═══
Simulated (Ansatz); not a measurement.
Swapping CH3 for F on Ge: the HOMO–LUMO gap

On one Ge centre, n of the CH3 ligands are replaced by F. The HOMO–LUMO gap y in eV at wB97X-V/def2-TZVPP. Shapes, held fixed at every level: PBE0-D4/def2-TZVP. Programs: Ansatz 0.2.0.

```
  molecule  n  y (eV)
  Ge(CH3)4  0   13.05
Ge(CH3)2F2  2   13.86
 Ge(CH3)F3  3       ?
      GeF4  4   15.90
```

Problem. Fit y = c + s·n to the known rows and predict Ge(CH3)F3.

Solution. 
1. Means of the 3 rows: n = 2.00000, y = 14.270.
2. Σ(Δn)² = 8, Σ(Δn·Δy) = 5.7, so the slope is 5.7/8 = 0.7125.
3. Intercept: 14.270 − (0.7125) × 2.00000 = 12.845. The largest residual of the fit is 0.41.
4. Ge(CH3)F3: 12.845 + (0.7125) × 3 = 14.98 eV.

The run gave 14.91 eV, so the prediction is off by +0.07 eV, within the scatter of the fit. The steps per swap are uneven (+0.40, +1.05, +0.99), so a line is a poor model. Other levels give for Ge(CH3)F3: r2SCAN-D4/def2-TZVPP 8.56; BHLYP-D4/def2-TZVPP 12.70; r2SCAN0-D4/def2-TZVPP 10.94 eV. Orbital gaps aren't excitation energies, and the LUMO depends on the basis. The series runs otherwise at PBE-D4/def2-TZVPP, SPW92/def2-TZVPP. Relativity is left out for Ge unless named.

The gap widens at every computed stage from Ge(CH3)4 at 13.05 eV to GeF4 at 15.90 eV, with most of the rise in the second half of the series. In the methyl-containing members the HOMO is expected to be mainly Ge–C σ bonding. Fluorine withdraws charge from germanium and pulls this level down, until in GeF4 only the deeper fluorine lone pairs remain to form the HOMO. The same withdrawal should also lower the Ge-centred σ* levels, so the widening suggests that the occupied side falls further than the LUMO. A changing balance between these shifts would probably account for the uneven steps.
═══

Return exactly the lines from the beginning of the data above through the one containing "The run gave", please. Include both end lines and add nothing else.

Simulated (Ansatz); not a measurement.
Swapping CH3 for F on Ge: the HOMO–LUMO gap

On one Ge centre, n of the CH3 ligands are replaced by F. The HOMO–LUMO gap y in eV at wB97X-V/def2-TZVPP. Shapes, held fixed at every level: PBE0-D4/def2-TZVP. Programs: Ansatz 0.2.0.

```
  molecule  n  y (eV)
  Ge(CH3)4  0   13.05
Ge(CH3)2F2  2   13.86
 Ge(CH3)F3  3       ?
      GeF4  4   15.90
```

Problem. Fit y = c + s·n to the known rows and predict Ge(CH3)F3.

Solution. 
1. Means of the 3 rows: n = 2.00000, y = 14.270.
2. Σ(Δn)² = 8, Σ(Δn·Δy) = 5.7, so the slope is 5.7/8 = 0.7125.
3. Intercept: 14.270 − (0.7125) × 2.00000 = 12.845. The largest residual of the fit is 0.41.
4. Ge(CH3)F3: 12.845 + (0.7125) × 3 = 14.98 eV.

The run gave 14.91 eV, so the prediction is off by +0.07 eV, within the scatter of the fit. The steps per swap are uneven (+0.40, +1.05, +0.99), so a line is a poor model. Other levels give for Ge(CH3)F3: r2SCAN-D4/def2-TZVPP 8.56; BHLYP-D4/def2-TZVPP 12.70; r2SCAN0-D4/def2-TZVPP 10.94 eV. Orbital gaps aren't excitation energies, and the LUMO depends on the basis. The series runs otherwise at PBE-D4/def2-TZVPP, SPW92/def2-TZVPP. Relativity is left out for Ge unless named.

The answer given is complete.